_WORK TASK_. Only the lines from the first line of the material below to the line containing "### 2. The relaxed wire", inclusive, should be copied, each exactly as written.

_DATA RECORDS_.
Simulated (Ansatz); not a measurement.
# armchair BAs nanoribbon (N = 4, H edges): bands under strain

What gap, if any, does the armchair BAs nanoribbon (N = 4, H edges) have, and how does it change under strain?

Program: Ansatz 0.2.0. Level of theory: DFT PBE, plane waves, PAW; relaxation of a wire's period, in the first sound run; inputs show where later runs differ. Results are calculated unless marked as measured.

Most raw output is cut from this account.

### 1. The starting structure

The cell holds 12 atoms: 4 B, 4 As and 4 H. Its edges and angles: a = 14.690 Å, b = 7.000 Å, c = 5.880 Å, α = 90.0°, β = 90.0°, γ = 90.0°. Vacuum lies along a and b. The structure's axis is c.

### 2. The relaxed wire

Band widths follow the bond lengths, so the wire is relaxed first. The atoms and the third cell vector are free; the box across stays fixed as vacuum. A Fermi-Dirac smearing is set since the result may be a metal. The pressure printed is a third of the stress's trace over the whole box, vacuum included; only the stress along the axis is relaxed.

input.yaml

_EXERCISE RESULT_.
Simulated (Ansatz); not a measurement.
# armchair BAs nanoribbon (N = 4, H edges): bands under strain

What gap, if any, does the armchair BAs nanoribbon (N = 4, H edges) have, and how does it change under strain?

Program: Ansatz 0.2.0. Level of theory: DFT PBE, plane waves, PAW; relaxation of a wire's period, in the first sound run; inputs show where later runs differ. Results are calculated unless marked as measured.

Most raw output is cut from this account.

### 1. The starting structure

The cell holds 12 atoms: 4 B, 4 As and 4 H. Its edges and angles: a = 14.690 Å, b = 7.000 Å, c = 5.880 Å, α = 90.0°, β = 90.0°, γ = 90.0°. Vacuum lies along a and b. The structure's axis is c.

### 2. The relaxed wire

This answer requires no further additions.